» **WORK TASK**
The lines from the start of the records through the one containing "3 ionic steps." are to be transcribed exactly, and nothing else.

» **RECORDS SHOWN**
.....
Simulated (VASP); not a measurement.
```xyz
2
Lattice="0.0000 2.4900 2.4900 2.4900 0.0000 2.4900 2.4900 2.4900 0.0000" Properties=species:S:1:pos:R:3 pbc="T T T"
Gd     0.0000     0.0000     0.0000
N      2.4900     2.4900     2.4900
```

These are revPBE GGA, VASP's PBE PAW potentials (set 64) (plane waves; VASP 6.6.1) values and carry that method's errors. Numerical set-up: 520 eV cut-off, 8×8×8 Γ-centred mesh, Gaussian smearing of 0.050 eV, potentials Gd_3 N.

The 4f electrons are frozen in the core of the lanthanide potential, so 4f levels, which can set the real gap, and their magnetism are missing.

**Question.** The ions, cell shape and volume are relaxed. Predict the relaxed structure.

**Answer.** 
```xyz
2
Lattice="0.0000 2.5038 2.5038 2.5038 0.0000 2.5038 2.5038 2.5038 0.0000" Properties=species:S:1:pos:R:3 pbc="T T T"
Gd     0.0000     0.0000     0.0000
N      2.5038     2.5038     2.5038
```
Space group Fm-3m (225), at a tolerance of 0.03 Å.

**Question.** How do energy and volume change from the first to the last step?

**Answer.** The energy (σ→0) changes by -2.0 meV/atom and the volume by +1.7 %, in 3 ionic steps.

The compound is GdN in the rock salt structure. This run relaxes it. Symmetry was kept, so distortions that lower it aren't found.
.....

» **WRITTEN RESPONSE**
Simulated (VASP); not a measurement.
```xyz
2
Lattice="0.0000 2.4900 2.4900 2.4900 0.0000 2.4900 2.4900 2.4900 0.0000" Properties=species:S:1:pos:R:3 pbc="T T T"
Gd     0.0000     0.0000     0.0000
N      2.4900     2.4900     2.4900
```

These are revPBE GGA, VASP's PBE PAW potentials (set 64) (plane waves; VASP 6.6.1) values and carry that method's errors. Numerical set-up: 520 eV cut-off, 8×8×8 Γ-centred mesh, Gaussian smearing of 0.050 eV, potentials Gd_3 N.

The 4f electrons are frozen in the core of the lanthanide potential, so 4f levels, which can set the real gap, and their magnetism are missing.

**Question.** The ions, cell shape and volume are relaxed. Predict the relaxed structure.

**Answer.** 
```xyz
2
Lattice="0.0000 2.5038 2.5038 2.5038 0.0000 2.5038 2.5038 2.5038 0.0000" Properties=species:S:1:pos:R:3 pbc="T T T"
Gd     0.0000     0.0000     0.0000
N      2.5038     2.5038     2.5038
```
Space group Fm-3m (225), at a tolerance of 0.03 Å.

**Question.** How do energy and volume change from the first to the last step?

**Answer.** The energy (σ→0) changes by -2.0 meV/atom and the volume by +1.7 %, in 3 ionic steps.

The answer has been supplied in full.